ACTIVITY: When you reach the listing, restate it word for word, leaving nothing out.

===

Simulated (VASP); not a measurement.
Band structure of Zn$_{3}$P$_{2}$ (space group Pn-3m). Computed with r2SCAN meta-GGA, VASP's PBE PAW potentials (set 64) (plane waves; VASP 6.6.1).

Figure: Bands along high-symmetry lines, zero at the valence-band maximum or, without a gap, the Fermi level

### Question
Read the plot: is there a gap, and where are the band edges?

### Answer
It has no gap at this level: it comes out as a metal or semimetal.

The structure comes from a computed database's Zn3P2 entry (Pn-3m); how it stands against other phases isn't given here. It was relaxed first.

===

PROBLEM SOLUTION:
Simulated (VASP); not a measurement.
Band structure of Zn$_{3}$P$_{2}$ (space group Pn-3m). Computed with r2SCAN meta-GGA, VASP's PBE PAW potentials (set 64) (plane waves; VASP 6.6.1).

Figure: Bands along high-symmetry lines, zero at the valence-band maximum or, without a gap, the Fermi level

### Question
Read the plot: is there a gap, and where are the band edges?

### Answer
It has no gap at this level: it comes out as a metal or semimetal.

The structure comes from a computed database's Zn3P2 entry (Pn-3m); how it stands against other phases isn't given here. It was relaxed first.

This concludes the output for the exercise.